Activity:
Once the line containing "Values from CoolProp's" has been printed, stop; print every line before it exactly, starting at the top of the material below.

*** Begin section ***
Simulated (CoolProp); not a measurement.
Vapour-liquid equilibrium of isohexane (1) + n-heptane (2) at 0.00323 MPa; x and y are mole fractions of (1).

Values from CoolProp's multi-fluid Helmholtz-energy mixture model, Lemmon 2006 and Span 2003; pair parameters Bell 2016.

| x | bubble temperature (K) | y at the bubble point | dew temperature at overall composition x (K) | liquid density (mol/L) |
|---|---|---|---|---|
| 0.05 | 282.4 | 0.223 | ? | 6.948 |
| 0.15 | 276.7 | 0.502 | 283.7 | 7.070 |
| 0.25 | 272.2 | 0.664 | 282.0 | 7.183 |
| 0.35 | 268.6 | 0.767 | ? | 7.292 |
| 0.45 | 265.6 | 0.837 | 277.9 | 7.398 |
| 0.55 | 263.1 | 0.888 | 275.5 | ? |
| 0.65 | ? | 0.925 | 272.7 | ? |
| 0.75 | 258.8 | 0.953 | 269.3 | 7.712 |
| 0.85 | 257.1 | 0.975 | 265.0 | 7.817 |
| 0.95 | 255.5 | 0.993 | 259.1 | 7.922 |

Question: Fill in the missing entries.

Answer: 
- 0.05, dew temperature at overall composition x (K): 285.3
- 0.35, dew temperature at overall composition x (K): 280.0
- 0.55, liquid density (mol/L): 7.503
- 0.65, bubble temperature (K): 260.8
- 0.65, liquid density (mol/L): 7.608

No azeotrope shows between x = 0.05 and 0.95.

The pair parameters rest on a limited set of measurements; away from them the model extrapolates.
*** End section ***

Response area:
Simulated (CoolProp); not a measurement.
Vapour-liquid equilibrium of isohexane (1) + n-heptane (2) at 0.00323 MPa; x and y are mole fractions of (1).

Values from CoolProp's multi-fluid Helmholtz-energy mixture model, Lemmon 2006 and Span 2003; pair parameters Bell 2016.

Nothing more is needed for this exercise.